# Work item:
Each entry below must be repeated word for word.

_ _ _ _

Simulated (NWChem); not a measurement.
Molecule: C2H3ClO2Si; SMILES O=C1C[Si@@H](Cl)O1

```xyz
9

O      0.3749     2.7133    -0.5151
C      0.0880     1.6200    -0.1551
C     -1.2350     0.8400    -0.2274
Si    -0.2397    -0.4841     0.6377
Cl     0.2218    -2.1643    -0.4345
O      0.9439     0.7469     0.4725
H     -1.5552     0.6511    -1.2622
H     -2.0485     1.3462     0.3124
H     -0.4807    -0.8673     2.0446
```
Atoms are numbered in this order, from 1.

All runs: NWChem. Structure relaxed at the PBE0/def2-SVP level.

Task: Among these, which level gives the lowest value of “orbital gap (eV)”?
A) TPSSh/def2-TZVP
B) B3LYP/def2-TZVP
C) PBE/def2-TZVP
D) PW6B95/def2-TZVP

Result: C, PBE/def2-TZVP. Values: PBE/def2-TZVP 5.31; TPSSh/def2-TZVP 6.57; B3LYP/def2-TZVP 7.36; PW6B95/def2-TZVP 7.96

_ _ _ _

# Written answer:
Simulated (NWChem); not a measurement.
Molecule: C2H3ClO2Si; SMILES O=C1C[Si@@H](Cl)O1

```xyz
9

O      0.3749     2.7133    -0.5151
C      0.0880     1.6200    -0.1551
C     -1.2350     0.8400    -0.2274
Si    -0.2397    -0.4841     0.6377
Cl     0.2218    -2.1643    -0.4345
O      0.9439     0.7469     0.4725
H     -1.5552     0.6511    -1.2622
H     -2.0485     1.3462     0.3124
H     -0.4807    -0.8673     2.0446
```
Atoms are numbered in this order, from 1.

All runs: NWChem. Structure relaxed at the PBE0/def2-SVP level.

Task: Among these, which level gives the lowest value of “orbital gap (eV)”?
A) TPSSh/def2-TZVP
B) B3LYP/def2-TZVP
C) PBE/def2-TZVP
D) PW6B95/def2-TZVP

Result: C, PBE/def2-TZVP. Values: PBE/def2-TZVP 5.31; TPSSh/def2-TZVP 6.57; B3LYP/def2-TZVP 7.36; PW6B95/def2-TZVP 7.96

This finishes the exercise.